■ **Brief**
Go through the data from its first line and retype each line, stopping once the line containing "Band structure of" has been retyped.

---------------

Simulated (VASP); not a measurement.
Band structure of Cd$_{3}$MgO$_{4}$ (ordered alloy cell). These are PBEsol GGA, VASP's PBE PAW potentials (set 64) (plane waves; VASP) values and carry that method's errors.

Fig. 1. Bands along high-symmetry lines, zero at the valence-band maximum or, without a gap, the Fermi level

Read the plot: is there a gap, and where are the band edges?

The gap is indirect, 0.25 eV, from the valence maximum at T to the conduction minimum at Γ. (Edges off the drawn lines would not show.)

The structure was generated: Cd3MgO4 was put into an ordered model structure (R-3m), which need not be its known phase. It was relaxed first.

---------------

■ **Result**
Simulated (VASP); not a measurement.
Band structure of Cd$_{3}$MgO$_{4}$ (ordered alloy cell). These are PBEsol GGA, VASP's PBE PAW potentials (set 64) (plane waves; VASP) values and carry that method's errors.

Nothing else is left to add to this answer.